▶ Requirement:
Return only the lines from the top of the material through the line marked by "Thermionic-field emission through", unaltered.

▶ Provided data:
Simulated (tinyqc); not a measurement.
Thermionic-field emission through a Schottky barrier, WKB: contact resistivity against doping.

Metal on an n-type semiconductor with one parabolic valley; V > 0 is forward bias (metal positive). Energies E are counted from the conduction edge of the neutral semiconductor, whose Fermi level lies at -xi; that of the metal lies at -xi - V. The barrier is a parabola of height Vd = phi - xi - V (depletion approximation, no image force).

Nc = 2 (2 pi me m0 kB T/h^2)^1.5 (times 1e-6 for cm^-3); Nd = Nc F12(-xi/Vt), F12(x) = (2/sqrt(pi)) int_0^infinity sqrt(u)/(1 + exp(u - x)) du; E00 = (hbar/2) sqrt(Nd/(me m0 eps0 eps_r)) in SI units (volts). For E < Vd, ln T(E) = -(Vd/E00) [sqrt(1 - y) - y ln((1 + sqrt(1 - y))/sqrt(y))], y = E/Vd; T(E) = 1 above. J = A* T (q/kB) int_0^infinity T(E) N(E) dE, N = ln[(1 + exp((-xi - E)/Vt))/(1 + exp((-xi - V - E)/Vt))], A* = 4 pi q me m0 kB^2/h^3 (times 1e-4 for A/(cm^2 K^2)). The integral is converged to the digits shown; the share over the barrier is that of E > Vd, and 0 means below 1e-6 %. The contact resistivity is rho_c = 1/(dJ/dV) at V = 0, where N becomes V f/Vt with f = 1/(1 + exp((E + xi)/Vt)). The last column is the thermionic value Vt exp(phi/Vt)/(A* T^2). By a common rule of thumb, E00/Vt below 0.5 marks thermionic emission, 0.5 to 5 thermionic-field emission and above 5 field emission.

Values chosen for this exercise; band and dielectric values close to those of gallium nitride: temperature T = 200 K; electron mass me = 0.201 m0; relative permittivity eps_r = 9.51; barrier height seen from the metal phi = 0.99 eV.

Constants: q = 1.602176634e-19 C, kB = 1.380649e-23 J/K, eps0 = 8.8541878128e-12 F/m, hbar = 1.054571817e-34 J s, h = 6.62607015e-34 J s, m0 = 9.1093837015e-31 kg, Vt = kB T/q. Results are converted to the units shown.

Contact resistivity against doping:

▶ Response area:
Simulated (tinyqc); not a measurement.
Thermionic-field emission through a Schottky barrier, WKB: contact resistivity against doping.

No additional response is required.